--- Dataset entries Enclosed Below ---

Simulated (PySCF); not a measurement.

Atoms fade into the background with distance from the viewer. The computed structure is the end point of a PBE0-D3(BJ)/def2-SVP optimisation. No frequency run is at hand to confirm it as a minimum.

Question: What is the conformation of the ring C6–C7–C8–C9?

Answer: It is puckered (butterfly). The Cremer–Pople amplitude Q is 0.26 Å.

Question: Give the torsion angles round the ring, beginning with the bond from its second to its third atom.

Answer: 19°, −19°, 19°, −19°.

--- End of Enclosed Dataset entries ---

Return a word-for-word copy of the lines from the beginning of the listing to the line holding "Question: What is", both kept.

Simulated (PySCF); not a measurement.

Atoms fade into the background with distance from the viewer. The computed structure is the end point of a PBE0-D3(BJ)/def2-SVP optimisation. No frequency run is at hand to confirm it as a minimum.

Question: What is the conformation of the ring C6–C7–C8–C9?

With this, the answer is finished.